**Assigned task**.
Each entry is to be printed again word for word.

**Data for review**.
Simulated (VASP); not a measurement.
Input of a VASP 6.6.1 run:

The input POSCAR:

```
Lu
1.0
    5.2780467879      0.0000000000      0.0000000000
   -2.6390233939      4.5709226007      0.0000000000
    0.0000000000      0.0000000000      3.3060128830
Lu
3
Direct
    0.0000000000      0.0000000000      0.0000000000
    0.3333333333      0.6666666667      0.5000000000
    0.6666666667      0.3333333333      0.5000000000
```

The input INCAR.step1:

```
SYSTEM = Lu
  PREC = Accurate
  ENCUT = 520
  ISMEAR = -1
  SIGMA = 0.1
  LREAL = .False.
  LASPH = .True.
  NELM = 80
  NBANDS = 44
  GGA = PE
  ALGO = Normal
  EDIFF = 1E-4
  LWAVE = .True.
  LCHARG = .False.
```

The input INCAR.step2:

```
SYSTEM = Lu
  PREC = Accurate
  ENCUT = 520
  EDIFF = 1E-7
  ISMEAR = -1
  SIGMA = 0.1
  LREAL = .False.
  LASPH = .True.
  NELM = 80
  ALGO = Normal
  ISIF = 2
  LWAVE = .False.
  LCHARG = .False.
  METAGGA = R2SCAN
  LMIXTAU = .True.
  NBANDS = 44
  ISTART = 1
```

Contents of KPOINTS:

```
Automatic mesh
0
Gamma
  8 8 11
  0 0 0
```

**Task answer**.
Simulated (VASP); not a measurement.
Input of a VASP 6.6.1 run:

The input POSCAR:

```
Lu
1.0
    5.2780467879      0.0000000000      0.0000000000
   -2.6390233939      4.5709226007      0.0000000000
    0.0000000000      0.0000000000      3.3060128830
Lu
3
Direct
    0.0000000000      0.0000000000      0.0000000000
    0.3333333333      0.6666666667      0.5000000000
    0.6666666667      0.3333333333      0.5000000000
```

The input INCAR.step1:

```
SYSTEM = Lu
  PREC = Accurate
  ENCUT = 520
  ISMEAR = -1
  SIGMA = 0.1
  LREAL = .False.
  LASPH = .True.
  NELM = 80
  NBANDS = 44
  GGA = PE
  ALGO = Normal
  EDIFF = 1E-4
  LWAVE = .True.
  LCHARG = .False.
```

The input INCAR.step2:

```
SYSTEM = Lu
  PREC = Accurate
  ENCUT = 520
  EDIFF = 1E-7
  ISMEAR = -1
  SIGMA = 0.1
  LREAL = .False.
  LASPH = .True.
  NELM = 80
  ALGO = Normal
  ISIF = 2
  LWAVE = .False.
  LCHARG = .False.
  METAGGA = R2SCAN
  LMIXTAU = .True.
  NBANDS = 44
  ISTART = 1
```

Contents of KPOINTS:

```
Automatic mesh
0
Gamma
  8 8 11
  0 0 0
```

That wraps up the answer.